Segment Start: Exercise data

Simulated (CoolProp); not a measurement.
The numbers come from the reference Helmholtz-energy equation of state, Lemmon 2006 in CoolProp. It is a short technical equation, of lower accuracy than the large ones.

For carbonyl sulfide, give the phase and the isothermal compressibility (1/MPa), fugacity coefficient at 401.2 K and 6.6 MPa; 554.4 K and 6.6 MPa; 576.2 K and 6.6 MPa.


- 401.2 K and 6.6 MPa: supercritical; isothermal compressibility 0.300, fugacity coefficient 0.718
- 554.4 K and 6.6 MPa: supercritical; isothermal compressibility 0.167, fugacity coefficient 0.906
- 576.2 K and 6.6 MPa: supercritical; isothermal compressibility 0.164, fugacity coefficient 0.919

Segment End: Exercise data

Work request:
Retype every entry word for word.

Reply:
Simulated (CoolProp); not a measurement.
The numbers come from the reference Helmholtz-energy equation of state, Lemmon 2006 in CoolProp. It is a short technical equation, of lower accuracy than the large ones.

For carbonyl sulfide, give the phase and the isothermal compressibility (1/MPa), fugacity coefficient at 401.2 K and 6.6 MPa; 554.4 K and 6.6 MPa; 576.2 K and 6.6 MPa.


- 401.2 K and 6.6 MPa: supercritical; isothermal compressibility 0.300, fugacity coefficient 0.718
- 554.4 K and 6.6 MPa: supercritical; isothermal compressibility 0.167, fugacity coefficient 0.906
- 576.2 K and 6.6 MPa: supercritical; isothermal compressibility 0.164, fugacity coefficient 0.919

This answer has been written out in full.